Input data:
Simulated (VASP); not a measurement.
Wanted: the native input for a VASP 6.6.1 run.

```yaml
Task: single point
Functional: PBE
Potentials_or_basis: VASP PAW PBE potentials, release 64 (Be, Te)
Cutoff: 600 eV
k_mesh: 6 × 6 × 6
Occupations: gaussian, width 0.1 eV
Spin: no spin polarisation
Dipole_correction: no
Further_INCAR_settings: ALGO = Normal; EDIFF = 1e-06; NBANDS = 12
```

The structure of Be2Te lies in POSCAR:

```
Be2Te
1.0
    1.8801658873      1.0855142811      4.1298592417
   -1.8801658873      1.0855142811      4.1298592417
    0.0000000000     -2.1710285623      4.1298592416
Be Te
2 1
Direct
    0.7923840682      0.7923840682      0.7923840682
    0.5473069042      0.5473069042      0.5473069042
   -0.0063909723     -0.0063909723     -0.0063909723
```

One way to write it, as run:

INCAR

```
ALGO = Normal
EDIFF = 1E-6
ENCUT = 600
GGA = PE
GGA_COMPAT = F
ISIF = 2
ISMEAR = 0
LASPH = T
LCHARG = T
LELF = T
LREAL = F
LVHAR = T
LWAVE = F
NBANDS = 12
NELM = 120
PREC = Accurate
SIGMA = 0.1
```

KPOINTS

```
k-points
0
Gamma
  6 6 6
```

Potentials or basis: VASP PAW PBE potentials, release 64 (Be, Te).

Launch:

Requirement: Line by line, repeat everything in the records verbatim.

Task answer:
Simulated (VASP); not a measurement.
Wanted: the native input for a VASP 6.6.1 run.

```yaml
Task: single point
Functional: PBE
Potentials_or_basis: VASP PAW PBE potentials, release 64 (Be, Te)
Cutoff: 600 eV
k_mesh: 6 × 6 × 6
Occupations: gaussian, width 0.1 eV
Spin: no spin polarisation
Dipole_correction: no
Further_INCAR_settings: ALGO = Normal; EDIFF = 1e-06; NBANDS = 12
```

The structure of Be2Te lies in POSCAR:

```
Be2Te
1.0
    1.8801658873      1.0855142811      4.1298592417
   -1.8801658873      1.0855142811      4.1298592417
    0.0000000000     -2.1710285623      4.1298592416
Be Te
2 1
Direct
    0.7923840682      0.7923840682      0.7923840682
    0.5473069042      0.5473069042      0.5473069042
   -0.0063909723     -0.0063909723     -0.0063909723
```

One way to write it, as run:

INCAR

```
ALGO = Normal
EDIFF = 1E-6
ENCUT = 600
GGA = PE
GGA_COMPAT = F
ISIF = 2
ISMEAR = 0
LASPH = T
LCHARG = T
LELF = T
LREAL = F
LVHAR = T
LWAVE = F
NBANDS = 12
NELM = 120
PREC = Accurate
SIGMA = 0.1
```

KPOINTS

```
k-points
0
Gamma
  6 6 6
```

Potentials or basis: VASP PAW PBE potentials, release 64 (Be, Te).

Launch:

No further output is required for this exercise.